- WORK TASK:
Your job is to set down the stretch of entries that opens with the line containing "Question: Order these" and closes with the line containing "A. level PBE;". Keep both end lines, copy each exactly, and add nothing.

+++

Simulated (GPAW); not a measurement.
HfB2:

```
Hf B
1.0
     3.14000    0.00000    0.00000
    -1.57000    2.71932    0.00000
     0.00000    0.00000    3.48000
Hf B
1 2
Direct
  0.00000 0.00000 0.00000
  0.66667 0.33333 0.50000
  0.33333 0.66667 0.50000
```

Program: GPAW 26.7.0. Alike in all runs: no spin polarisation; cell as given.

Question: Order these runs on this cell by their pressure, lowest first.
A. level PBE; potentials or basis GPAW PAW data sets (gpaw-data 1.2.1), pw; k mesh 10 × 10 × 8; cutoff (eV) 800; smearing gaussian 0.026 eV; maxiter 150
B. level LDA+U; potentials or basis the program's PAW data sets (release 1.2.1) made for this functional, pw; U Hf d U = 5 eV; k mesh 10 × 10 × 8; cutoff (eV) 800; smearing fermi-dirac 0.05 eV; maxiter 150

+++

- RESPONSE BOX:
Question: Order these runs on this cell by their pressure, lowest first.
A. level PBE; potentials or basis GPAW PAW data sets (gpaw-data 1.2.1), pw; k mesh 10 × 10 × 8; cutoff (eV) 800; smearing gaussian 0.026 eV; maxiter 150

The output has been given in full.